Set down the lines below exactly as they stand, please. Go from the first through the one containing "Aim: predict the".

**Data provided**
###

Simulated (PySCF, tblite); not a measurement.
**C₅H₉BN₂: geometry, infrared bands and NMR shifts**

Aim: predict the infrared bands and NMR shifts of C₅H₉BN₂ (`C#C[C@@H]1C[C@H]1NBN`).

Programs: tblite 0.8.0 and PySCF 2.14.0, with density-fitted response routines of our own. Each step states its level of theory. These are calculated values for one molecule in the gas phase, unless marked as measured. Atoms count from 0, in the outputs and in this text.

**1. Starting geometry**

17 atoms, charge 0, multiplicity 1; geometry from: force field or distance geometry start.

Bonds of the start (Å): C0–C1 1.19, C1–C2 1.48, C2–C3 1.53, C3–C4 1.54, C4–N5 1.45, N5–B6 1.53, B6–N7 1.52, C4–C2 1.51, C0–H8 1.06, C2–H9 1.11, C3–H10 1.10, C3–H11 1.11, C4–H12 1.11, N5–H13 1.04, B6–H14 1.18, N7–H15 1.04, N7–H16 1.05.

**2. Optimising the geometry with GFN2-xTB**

###

**Answer space**
Simulated (PySCF, tblite); not a measurement.
**C₅H₉BN₂: geometry, infrared bands and NMR shifts**

Aim: predict the infrared bands and NMR shifts of C₅H₉BN₂ (`C#C[C@@H]1C[C@H]1NBN`).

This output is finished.